#### [PROVIDED INFORMATION]
^^^^
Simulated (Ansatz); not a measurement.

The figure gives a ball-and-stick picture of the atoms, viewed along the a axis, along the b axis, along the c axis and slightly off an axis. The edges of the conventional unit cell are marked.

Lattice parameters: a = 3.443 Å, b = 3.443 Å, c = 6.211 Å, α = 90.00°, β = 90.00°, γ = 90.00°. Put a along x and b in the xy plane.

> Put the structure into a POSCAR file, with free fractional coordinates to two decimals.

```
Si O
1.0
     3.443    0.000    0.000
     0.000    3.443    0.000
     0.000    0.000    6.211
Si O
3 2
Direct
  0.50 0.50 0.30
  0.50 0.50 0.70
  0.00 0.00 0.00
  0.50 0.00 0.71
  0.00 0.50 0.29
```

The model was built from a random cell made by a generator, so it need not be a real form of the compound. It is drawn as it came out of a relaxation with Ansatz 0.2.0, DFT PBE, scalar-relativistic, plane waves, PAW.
^^^^

#### [EXERCISE]
Exactly as written, please reproduce the lines from the first line of the data to the line containing "Lattice parameters: a", inclusive, and nothing else.

#### [TASK RESPONSE]
Simulated (Ansatz); not a measurement.

The figure gives a ball-and-stick picture of the atoms, viewed along the a axis, along the b axis, along the c axis and slightly off an axis. The edges of the conventional unit cell are marked.

Lattice parameters: a = 3.443 Å, b = 3.443 Å, c = 6.211 Å, α = 90.00°, β = 90.00°, γ = 90.00°. Put a along x and b in the xy plane.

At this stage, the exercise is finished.